Provided records:
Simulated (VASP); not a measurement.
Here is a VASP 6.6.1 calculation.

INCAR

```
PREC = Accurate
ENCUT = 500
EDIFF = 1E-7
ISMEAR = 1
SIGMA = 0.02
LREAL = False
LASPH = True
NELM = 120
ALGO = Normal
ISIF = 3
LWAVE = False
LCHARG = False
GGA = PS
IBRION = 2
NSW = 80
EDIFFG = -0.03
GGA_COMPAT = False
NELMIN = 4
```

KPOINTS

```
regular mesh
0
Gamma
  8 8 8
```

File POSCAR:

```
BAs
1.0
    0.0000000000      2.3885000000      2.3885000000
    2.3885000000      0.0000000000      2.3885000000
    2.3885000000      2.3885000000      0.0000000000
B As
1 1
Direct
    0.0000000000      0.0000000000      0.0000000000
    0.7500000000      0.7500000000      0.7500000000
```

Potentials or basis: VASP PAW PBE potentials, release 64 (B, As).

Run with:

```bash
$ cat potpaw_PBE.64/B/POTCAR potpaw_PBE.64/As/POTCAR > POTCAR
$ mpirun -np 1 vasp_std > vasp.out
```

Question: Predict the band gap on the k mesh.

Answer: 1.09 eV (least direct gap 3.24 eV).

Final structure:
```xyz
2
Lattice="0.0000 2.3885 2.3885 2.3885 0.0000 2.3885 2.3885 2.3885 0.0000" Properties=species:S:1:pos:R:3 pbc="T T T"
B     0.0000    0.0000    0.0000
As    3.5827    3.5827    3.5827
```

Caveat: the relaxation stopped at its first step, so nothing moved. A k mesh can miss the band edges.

Work item: Return, exactly, the lines from the first line of the records above to the line containing "Question: Predict the band gap on the k mesh.", both included.

Result:
Simulated (VASP); not a measurement.
Here is a VASP 6.6.1 calculation.

INCAR

```
PREC = Accurate
ENCUT = 500
EDIFF = 1E-7
ISMEAR = 1
SIGMA = 0.02
LREAL = False
LASPH = True
NELM = 120
ALGO = Normal
ISIF = 3
LWAVE = False
LCHARG = False
GGA = PS
IBRION = 2
NSW = 80
EDIFFG = -0.03
GGA_COMPAT = False
NELMIN = 4
```

KPOINTS

```
regular mesh
0
Gamma
  8 8 8
```

File POSCAR:

```
BAs
1.0
    0.0000000000      2.3885000000      2.3885000000
    2.3885000000      0.0000000000      2.3885000000
    2.3885000000      2.3885000000      0.0000000000
B As
1 1
Direct
    0.0000000000      0.0000000000      0.0000000000
    0.7500000000      0.7500000000      0.7500000000
```

Potentials or basis: VASP PAW PBE potentials, release 64 (B, As).

Run with:

```bash
$ cat potpaw_PBE.64/B/POTCAR potpaw_PBE.64/As/POTCAR > POTCAR
$ mpirun -np 1 vasp_std > vasp.out
```

Question: Predict the band gap on the k mesh.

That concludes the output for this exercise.